- **WORK ITEM**:
Please return each entry in the listing exactly.

- **EXCERPTED RECORDS**:
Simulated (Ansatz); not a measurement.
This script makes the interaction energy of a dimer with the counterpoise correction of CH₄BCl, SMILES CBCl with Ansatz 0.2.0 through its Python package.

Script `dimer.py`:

- **WRITTEN REPLY**:
Simulated (Ansatz); not a measurement.
This script makes the interaction energy of a dimer with the counterpoise correction of CH₄BCl, SMILES CBCl with Ansatz 0.2.0 through its Python package.

Script `dimer.py`:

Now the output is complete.